◆ ◆ ◆ ◆ ◆

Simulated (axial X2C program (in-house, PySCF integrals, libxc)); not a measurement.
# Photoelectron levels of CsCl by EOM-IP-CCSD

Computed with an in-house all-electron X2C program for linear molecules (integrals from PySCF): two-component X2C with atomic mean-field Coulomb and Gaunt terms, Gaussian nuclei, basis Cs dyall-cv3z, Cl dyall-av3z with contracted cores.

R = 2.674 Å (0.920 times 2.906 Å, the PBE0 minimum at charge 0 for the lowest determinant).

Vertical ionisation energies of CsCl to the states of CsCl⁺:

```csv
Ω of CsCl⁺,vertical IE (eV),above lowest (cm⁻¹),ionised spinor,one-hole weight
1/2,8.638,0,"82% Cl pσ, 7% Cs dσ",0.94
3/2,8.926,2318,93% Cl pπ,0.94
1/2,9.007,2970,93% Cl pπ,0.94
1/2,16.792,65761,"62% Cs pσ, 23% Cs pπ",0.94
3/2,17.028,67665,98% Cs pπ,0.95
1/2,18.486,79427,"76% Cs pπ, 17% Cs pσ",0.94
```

◆ ◆ ◆ ◆ ◆

• Required action: Please repeat the entries above exactly as they read.

• Task solution:
Simulated (axial X2C program (in-house, PySCF integrals, libxc)); not a measurement.
# Photoelectron levels of CsCl by EOM-IP-CCSD

Computed with an in-house all-electron X2C program for linear molecules (integrals from PySCF): two-component X2C with atomic mean-field Coulomb and Gaunt terms, Gaussian nuclei, basis Cs dyall-cv3z, Cl dyall-av3z with contracted cores.

R = 2.674 Å (0.920 times 2.906 Å, the PBE0 minimum at charge 0 for the lowest determinant).

Vertical ionisation energies of CsCl to the states of CsCl⁺:

```csv
Ω of CsCl⁺,vertical IE (eV),above lowest (cm⁻¹),ionised spinor,one-hole weight
1/2,8.638,0,"82% Cl pσ, 7% Cs dσ",0.94
3/2,8.926,2318,93% Cl pπ,0.94
1/2,9.007,2970,93% Cl pπ,0.94
1/2,16.792,65761,"62% Cs pσ, 23% Cs pπ",0.94
3/2,17.028,67665,98% Cs pπ,0.95
1/2,18.486,79427,"76% Cs pπ, 17% Cs pσ",0.94
```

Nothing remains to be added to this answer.